Input data:
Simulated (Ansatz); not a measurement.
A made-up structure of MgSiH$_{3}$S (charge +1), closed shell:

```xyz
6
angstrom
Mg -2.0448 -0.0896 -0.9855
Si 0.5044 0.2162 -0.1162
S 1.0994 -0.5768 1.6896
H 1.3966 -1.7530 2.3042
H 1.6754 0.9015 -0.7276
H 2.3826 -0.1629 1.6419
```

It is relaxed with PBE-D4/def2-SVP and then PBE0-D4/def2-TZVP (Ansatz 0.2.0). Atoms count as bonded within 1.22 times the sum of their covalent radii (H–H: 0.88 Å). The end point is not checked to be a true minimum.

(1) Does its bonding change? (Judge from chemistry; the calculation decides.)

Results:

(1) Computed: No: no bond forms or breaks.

Work task: Print the listing exactly. Every line must match.

Task response:
Simulated (Ansatz); not a measurement.
A made-up structure of MgSiH$_{3}$S (charge +1), closed shell:

```xyz
6
angstrom
Mg -2.0448 -0.0896 -0.9855
Si 0.5044 0.2162 -0.1162
S 1.0994 -0.5768 1.6896
H 1.3966 -1.7530 2.3042
H 1.6754 0.9015 -0.7276
H 2.3826 -0.1629 1.6419
```

It is relaxed with PBE-D4/def2-SVP and then PBE0-D4/def2-TZVP (Ansatz 0.2.0). Atoms count as bonded within 1.22 times the sum of their covalent radii (H–H: 0.88 Å). The end point is not checked to be a true minimum.

(1) Does its bonding change? (Judge from chemistry; the calculation decides.)

Results:

(1) Computed: No: no bond forms or breaks.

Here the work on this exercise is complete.